== EXERCISE DATA

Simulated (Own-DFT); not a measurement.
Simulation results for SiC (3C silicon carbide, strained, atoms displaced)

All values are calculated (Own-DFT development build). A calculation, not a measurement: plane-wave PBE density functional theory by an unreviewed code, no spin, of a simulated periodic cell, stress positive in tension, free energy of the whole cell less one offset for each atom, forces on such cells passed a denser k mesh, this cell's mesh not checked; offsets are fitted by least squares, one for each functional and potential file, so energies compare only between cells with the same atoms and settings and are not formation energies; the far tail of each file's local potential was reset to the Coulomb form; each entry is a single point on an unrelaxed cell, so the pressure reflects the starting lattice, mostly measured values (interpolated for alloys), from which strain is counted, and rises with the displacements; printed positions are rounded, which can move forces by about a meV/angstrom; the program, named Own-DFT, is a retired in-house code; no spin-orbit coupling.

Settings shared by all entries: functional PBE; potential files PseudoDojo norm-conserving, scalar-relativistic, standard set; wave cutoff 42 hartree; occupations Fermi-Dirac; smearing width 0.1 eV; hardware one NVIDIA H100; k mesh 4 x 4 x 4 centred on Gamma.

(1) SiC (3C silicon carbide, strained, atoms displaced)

====

--- REQUIREMENT ---
Up to and including the line with "Settings shared by", repeat the data exactly, starting from its first line; nothing else belongs in the response.

--- TASK RESPONSE ---
Simulated (Own-DFT); not a measurement.
Simulation results for SiC (3C silicon carbide, strained, atoms displaced)

All values are calculated (Own-DFT development build). A calculation, not a measurement: plane-wave PBE density functional theory by an unreviewed code, no spin, of a simulated periodic cell, stress positive in tension, free energy of the whole cell less one offset for each atom, forces on such cells passed a denser k mesh, this cell's mesh not checked; offsets are fitted by least squares, one for each functional and potential file, so energies compare only between cells with the same atoms and settings and are not formation energies; the far tail of each file's local potential was reset to the Coulomb form; each entry is a single point on an unrelaxed cell, so the pressure reflects the starting lattice, mostly measured values (interpolated for alloys), from which strain is counted, and rises with the displacements; printed positions are rounded, which can move forces by about a meV/angstrom; the program, named Own-DFT, is a retired in-house code; no spin-orbit coupling.

Settings shared by all entries: functional PBE; potential files PseudoDojo norm-conserving, scalar-relativistic, standard set; wave cutoff 42 hartree; occupations Fermi-Dirac; smearing width 0.1 eV; hardware one NVIDIA H100; k mesh 4 x 4 x 4 centred on Gamma.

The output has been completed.